Work task —
Given the listing below, reproduce all of it exactly.

────────────────────────────────────────

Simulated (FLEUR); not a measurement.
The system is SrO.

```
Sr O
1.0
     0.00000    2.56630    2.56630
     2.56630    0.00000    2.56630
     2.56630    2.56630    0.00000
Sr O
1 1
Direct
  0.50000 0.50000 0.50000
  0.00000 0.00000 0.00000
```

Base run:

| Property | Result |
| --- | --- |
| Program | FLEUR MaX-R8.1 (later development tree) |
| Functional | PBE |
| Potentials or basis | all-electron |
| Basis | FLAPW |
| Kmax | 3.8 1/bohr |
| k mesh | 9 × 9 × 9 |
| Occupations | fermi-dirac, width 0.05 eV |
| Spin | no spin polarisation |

────────────────────────────────────────

Answer space —
Simulated (FLEUR); not a measurement.
The system is SrO.

```
Sr O
1.0
     0.00000    2.56630    2.56630
     2.56630    0.00000    2.56630
     2.56630    2.56630    0.00000
Sr O
1 1
Direct
  0.50000 0.50000 0.50000
  0.00000 0.00000 0.00000
```

Base run:

| Property | Result |
| --- | --- |
| Program | FLEUR MaX-R8.1 (later development tree) |
| Functional | PBE |
| Potentials or basis | all-electron |
| Basis | FLAPW |
| Kmax | 3.8 1/bohr |
| k mesh | 9 × 9 × 9 |
| Occupations | fermi-dirac, width 0.05 eV |
| Spin | no spin polarisation |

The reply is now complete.